#### Data for review

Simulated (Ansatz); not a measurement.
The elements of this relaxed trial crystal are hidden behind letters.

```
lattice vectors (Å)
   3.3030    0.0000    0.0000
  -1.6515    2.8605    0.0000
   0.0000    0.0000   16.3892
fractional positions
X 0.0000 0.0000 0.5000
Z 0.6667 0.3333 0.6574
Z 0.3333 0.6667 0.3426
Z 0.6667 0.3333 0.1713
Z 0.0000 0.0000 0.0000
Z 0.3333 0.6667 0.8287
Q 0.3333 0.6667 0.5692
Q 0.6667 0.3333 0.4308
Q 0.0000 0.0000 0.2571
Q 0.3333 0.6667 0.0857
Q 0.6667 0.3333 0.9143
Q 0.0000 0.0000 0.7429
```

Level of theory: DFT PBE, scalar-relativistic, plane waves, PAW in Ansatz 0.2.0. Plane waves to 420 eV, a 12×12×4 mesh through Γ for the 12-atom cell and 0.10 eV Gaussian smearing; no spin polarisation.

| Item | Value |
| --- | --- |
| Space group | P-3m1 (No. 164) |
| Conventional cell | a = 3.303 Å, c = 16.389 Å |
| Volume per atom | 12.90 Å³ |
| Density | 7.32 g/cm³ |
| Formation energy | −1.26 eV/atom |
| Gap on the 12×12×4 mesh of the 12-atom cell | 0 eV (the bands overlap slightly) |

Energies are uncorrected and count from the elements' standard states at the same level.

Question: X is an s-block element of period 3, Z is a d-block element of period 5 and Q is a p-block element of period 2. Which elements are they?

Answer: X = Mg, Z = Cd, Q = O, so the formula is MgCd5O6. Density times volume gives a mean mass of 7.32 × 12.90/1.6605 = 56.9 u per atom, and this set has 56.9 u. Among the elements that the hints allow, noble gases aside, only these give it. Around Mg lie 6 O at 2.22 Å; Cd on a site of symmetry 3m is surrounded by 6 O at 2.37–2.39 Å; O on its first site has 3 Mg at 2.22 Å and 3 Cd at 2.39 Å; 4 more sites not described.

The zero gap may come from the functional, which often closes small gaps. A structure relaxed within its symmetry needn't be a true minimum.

########

▶ _Action item_: Go through the data above from its first line and copy each line exactly, stopping once the line with "Answer: X = Mg, Z" has been copied.

▶ _Written response_:
Simulated (Ansatz); not a measurement.
The elements of this relaxed trial crystal are hidden behind letters.

```
lattice vectors (Å)
   3.3030    0.0000    0.0000
  -1.6515    2.8605    0.0000
   0.0000    0.0000   16.3892
fractional positions
X 0.0000 0.0000 0.5000
Z 0.6667 0.3333 0.6574
Z 0.3333 0.6667 0.3426
Z 0.6667 0.3333 0.1713
Z 0.0000 0.0000 0.0000
Z 0.3333 0.6667 0.8287
Q 0.3333 0.6667 0.5692
Q 0.6667 0.3333 0.4308
Q 0.0000 0.0000 0.2571
Q 0.3333 0.6667 0.0857
Q 0.6667 0.3333 0.9143
Q 0.0000 0.0000 0.7429
```

Level of theory: DFT PBE, scalar-relativistic, plane waves, PAW in Ansatz 0.2.0. Plane waves to 420 eV, a 12×12×4 mesh through Γ for the 12-atom cell and 0.10 eV Gaussian smearing; no spin polarisation.

| Item | Value |
| --- | --- |
| Space group | P-3m1 (No. 164) |
| Conventional cell | a = 3.303 Å, c = 16.389 Å |
| Volume per atom | 12.90 Å³ |
| Density | 7.32 g/cm³ |
| Formation energy | −1.26 eV/atom |
| Gap on the 12×12×4 mesh of the 12-atom cell | 0 eV (the bands overlap slightly) |

Energies are uncorrected and count from the elements' standard states at the same level.

Question: X is an s-block element of period 3, Z is a d-block element of period 5 and Q is a p-block element of period 2. Which elements are they?

Answer: X = Mg, Z = Cd, Q = O, so the formula is MgCd5O6. Density times volume gives a mean mass of 7.32 × 12.90/1.6605 = 56.9 u per atom, and this set has 56.9 u. Among the elements that the hints allow, noble gases aside, only these give it. Around Mg lie 6 O at 2.22 Å; Cd on a site of symmetry 3m is surrounded by 6 O at 2.37–2.39 Å; O on its first site has 3 Mg at 2.22 Å and 3 Cd at 2.39 Å; 4 more sites not described.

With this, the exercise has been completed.